[RECORD SET — start]

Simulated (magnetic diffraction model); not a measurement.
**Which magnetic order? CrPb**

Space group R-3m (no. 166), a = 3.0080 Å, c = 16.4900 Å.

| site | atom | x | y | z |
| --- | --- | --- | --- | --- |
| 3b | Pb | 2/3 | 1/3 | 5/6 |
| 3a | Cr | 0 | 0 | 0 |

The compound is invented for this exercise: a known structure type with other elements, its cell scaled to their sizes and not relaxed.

[RECORD SET — finish]

* [ACTION ITEM]: Each line of the data should be transcribed exactly.

* [RESPONSE AREA]:
Simulated (magnetic diffraction model); not a measurement.
**Which magnetic order? CrPb**

Space group R-3m (no. 166), a = 3.0080 Å, c = 16.4900 Å.

| site | atom | x | y | z |
| --- | --- | --- | --- | --- |
| 3b | Pb | 2/3 | 1/3 | 5/6 |
| 3a | Cr | 0 | 0 | 0 |

The compound is invented for this exercise: a known structure type with other elements, its cell scaled to their sizes and not relaxed.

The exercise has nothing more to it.